+---+
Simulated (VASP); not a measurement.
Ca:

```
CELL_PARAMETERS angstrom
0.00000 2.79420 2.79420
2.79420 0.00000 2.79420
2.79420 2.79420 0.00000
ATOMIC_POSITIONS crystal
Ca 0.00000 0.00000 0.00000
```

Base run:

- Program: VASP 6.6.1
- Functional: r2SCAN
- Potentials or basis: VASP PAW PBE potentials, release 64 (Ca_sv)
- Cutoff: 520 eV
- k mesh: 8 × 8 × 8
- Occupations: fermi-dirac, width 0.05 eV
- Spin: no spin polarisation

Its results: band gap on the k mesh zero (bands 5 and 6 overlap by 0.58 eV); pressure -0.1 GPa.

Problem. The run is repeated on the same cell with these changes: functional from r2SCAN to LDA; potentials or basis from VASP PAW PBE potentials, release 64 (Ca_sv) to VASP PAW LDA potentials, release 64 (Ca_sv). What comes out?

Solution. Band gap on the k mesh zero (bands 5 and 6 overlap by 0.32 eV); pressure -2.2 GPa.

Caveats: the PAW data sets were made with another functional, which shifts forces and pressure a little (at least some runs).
+---+

Work request:
Both end lines included, restate word for word the lines above from the line with "- Cutoff: 520 eV" to the line with "Problem. The run", and nothing else.

Worked solution:
- Cutoff: 520 eV
- k mesh: 8 × 8 × 8
- Occupations: fermi-dirac, width 0.05 eV
- Spin: no spin polarisation

Its results: band gap on the k mesh zero (bands 5 and 6 overlap by 0.58 eV); pressure -0.1 GPa.

Problem. The run is repeated on the same cell with these changes: functional from r2SCAN to LDA; potentials or basis from VASP PAW PBE potentials, release 64 (Ca_sv) to VASP PAW LDA potentials, release 64 (Ca_sv). What comes out?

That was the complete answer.